• _Work task_:
What you return must be an exact copy of the lines in the listing below between the line holding "37.07 | 87.39 |" and the line holding "-0.01 | 55.92 |", inclusive, and nothing more.

• _Stored data_:

--- --- ---

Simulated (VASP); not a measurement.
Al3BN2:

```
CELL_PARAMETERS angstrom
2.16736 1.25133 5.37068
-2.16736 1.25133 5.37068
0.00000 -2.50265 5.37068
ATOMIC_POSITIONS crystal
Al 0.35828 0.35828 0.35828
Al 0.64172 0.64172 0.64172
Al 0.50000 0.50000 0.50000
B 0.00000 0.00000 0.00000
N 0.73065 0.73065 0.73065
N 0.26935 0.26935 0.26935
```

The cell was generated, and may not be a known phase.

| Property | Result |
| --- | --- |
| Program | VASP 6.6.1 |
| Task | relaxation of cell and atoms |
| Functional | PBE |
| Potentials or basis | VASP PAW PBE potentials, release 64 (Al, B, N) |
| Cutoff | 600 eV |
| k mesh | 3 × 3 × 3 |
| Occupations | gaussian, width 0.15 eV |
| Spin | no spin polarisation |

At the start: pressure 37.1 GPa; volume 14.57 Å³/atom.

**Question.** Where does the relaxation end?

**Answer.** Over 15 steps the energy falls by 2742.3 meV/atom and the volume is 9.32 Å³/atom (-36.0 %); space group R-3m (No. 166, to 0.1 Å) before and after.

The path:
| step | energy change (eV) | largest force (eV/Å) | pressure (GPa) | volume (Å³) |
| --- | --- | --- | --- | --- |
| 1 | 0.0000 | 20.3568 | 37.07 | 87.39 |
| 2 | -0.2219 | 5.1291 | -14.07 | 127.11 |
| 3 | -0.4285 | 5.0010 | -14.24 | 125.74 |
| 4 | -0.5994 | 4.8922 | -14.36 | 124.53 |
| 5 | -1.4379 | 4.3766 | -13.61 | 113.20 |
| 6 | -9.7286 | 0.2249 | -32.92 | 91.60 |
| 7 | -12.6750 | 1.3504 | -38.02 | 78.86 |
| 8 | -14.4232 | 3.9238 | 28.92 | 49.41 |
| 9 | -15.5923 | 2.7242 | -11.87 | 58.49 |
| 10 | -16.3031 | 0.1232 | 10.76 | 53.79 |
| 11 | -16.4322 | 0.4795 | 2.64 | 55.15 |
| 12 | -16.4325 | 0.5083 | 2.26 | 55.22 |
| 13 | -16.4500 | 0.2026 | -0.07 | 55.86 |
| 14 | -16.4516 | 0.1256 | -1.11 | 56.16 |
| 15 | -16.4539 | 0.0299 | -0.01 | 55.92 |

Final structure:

--- --- ---

• _Response area_:
| 1 | 0.0000 | 20.3568 | 37.07 | 87.39 |
| 2 | -0.2219 | 5.1291 | -14.07 | 127.11 |
| 3 | -0.4285 | 5.0010 | -14.24 | 125.74 |
| 4 | -0.5994 | 4.8922 | -14.36 | 124.53 |
| 5 | -1.4379 | 4.3766 | -13.61 | 113.20 |
| 6 | -9.7286 | 0.2249 | -32.92 | 91.60 |
| 7 | -12.6750 | 1.3504 | -38.02 | 78.86 |
| 8 | -14.4232 | 3.9238 | 28.92 | 49.41 |
| 9 | -15.5923 | 2.7242 | -11.87 | 58.49 |
| 10 | -16.3031 | 0.1232 | 10.76 | 53.79 |
| 11 | -16.4322 | 0.4795 | 2.64 | 55.15 |
| 12 | -16.4325 | 0.5083 | 2.26 | 55.22 |
| 13 | -16.4500 | 0.2026 | -0.07 | 55.86 |
| 14 | -16.4516 | 0.1256 | -1.11 | 56.16 |
| 15 | -16.4539 | 0.0299 | -0.01 | 55.92 |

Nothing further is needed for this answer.